* Assignment: Repeat precisely the span of lines below that opens with the line containing "It takes space" and closes with the line containing "### 2. Ground state and structure factors", both included.

_ _ _ _ _ _ _
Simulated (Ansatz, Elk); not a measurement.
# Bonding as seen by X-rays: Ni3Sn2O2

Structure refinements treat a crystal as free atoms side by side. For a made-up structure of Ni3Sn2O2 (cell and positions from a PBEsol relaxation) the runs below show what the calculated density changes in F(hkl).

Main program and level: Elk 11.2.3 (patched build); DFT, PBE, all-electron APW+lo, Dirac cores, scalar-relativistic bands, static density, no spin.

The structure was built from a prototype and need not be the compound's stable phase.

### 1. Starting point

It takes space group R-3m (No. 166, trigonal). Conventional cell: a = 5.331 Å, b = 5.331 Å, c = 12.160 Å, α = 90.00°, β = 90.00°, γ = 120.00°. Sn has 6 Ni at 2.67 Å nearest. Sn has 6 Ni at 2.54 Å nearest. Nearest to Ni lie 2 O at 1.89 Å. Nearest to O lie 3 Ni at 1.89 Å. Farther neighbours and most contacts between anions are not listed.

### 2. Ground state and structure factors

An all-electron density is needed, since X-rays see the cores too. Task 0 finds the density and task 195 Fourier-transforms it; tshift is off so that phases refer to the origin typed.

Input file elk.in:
_ _ _ _ _ _ _

* Answer area:
It takes space group R-3m (No. 166, trigonal). Conventional cell: a = 5.331 Å, b = 5.331 Å, c = 12.160 Å, α = 90.00°, β = 90.00°, γ = 120.00°. Sn has 6 Ni at 2.67 Å nearest. Sn has 6 Ni at 2.54 Å nearest. Nearest to Ni lie 2 O at 1.89 Å. Nearest to O lie 3 Ni at 1.89 Å. Farther neighbours and most contacts between anions are not listed.

### 2. Ground state and structure factors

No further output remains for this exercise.